→ **Activity**
Write out the data exactly from its first line onward, ending with the line in which "### Question" appears.

#### Data extracts
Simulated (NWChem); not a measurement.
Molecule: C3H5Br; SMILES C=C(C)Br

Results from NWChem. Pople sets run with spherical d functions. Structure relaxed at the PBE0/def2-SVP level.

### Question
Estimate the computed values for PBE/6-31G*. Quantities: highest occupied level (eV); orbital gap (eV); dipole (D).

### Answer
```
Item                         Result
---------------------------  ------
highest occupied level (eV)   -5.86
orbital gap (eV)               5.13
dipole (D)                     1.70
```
########

→ **Problem solution**
Simulated (NWChem); not a measurement.
Molecule: C3H5Br; SMILES C=C(C)Br

Results from NWChem. Pople sets run with spherical d functions. Structure relaxed at the PBE0/def2-SVP level.

### Question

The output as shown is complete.